»»

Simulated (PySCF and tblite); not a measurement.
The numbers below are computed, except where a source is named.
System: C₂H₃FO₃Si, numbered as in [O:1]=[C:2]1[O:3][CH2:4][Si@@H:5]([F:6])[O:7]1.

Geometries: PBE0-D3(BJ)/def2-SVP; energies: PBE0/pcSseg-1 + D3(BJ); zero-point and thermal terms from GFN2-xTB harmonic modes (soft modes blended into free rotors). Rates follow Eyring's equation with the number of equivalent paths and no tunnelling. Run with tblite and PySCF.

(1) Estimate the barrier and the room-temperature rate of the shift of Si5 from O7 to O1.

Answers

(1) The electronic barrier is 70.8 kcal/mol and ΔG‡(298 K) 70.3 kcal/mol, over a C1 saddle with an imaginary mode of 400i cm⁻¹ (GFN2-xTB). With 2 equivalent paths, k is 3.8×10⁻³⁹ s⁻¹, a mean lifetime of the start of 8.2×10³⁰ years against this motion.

««

** Exercise **
The records above should be printed exactly, please, from the first line through the line containing "Geometries: PBE0-D3(BJ)/def2-SVP; energies: PBE0/pcSseg-1", with both ends kept and nothing past it.

** Solution **
Simulated (PySCF and tblite); not a measurement.
The numbers below are computed, except where a source is named.
System: C₂H₃FO₃Si, numbered as in [O:1]=[C:2]1[O:3][CH2:4][Si@@H:5]([F:6])[O:7]1.

Geometries: PBE0-D3(BJ)/def2-SVP; energies: PBE0/pcSseg-1 + D3(BJ); zero-point and thermal terms from GFN2-xTB harmonic modes (soft modes blended into free rotors). Rates follow Eyring's equation with the number of equivalent paths and no tunnelling. Run with tblite and PySCF.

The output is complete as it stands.